(Listed records Opens)

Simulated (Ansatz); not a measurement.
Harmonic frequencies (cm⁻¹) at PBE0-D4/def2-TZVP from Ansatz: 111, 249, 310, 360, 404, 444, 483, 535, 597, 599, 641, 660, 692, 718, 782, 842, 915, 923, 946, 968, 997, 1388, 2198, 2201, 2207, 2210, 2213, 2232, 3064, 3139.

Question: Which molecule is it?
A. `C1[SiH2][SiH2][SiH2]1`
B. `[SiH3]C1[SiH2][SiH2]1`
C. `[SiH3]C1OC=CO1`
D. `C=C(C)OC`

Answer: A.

(Listed records Closes)

(Task item): Write out exactly the lines from the start of the material through the line with "Question: Which molecule is it?". No other output is expected.

(Exercise output):
Simulated (Ansatz); not a measurement.
Harmonic frequencies (cm⁻¹) at PBE0-D4/def2-TZVP from Ansatz: 111, 249, 310, 360, 404, 444, 483, 535, 597, 599, 641, 660, 692, 718, 782, 842, 915, 923, 946, 968, 997, 1388, 2198, 2201, 2207, 2210, 2213, 2232, 3064, 3139.

Question: Which molecule is it?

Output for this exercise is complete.